• **Data under study**:
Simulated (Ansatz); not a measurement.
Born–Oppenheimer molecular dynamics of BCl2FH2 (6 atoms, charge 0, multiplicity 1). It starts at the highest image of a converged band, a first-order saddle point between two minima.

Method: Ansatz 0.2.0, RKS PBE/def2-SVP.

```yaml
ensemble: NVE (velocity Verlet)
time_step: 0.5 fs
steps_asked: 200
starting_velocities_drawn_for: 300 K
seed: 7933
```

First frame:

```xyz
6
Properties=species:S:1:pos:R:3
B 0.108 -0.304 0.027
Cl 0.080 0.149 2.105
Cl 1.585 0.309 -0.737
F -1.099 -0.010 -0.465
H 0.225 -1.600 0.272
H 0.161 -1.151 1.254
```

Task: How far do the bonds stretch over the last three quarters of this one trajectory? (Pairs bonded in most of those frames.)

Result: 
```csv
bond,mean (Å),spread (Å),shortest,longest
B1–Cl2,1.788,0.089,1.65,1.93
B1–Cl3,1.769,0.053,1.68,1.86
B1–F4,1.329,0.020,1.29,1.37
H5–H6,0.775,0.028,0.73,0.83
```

• **Brief**:
Give back the material exactly as it is shown above.

• **Written solution**:
Simulated (Ansatz); not a measurement.
Born–Oppenheimer molecular dynamics of BCl2FH2 (6 atoms, charge 0, multiplicity 1). It starts at the highest image of a converged band, a first-order saddle point between two minima.

Method: Ansatz 0.2.0, RKS PBE/def2-SVP.

```yaml
ensemble: NVE (velocity Verlet)
time_step: 0.5 fs
steps_asked: 200
starting_velocities_drawn_for: 300 K
seed: 7933
```

First frame:

```xyz
6
Properties=species:S:1:pos:R:3
B 0.108 -0.304 0.027
Cl 0.080 0.149 2.105
Cl 1.585 0.309 -0.737
F -1.099 -0.010 -0.465
H 0.225 -1.600 0.272
H 0.161 -1.151 1.254
```

Task: How far do the bonds stretch over the last three quarters of this one trajectory? (Pairs bonded in most of those frames.)

Result: 
```csv
bond,mean (Å),spread (Å),shortest,longest
B1–Cl2,1.788,0.089,1.65,1.93
B1–Cl3,1.769,0.053,1.68,1.86
B1–F4,1.329,0.020,1.29,1.37
H5–H6,0.775,0.028,0.73,0.83
```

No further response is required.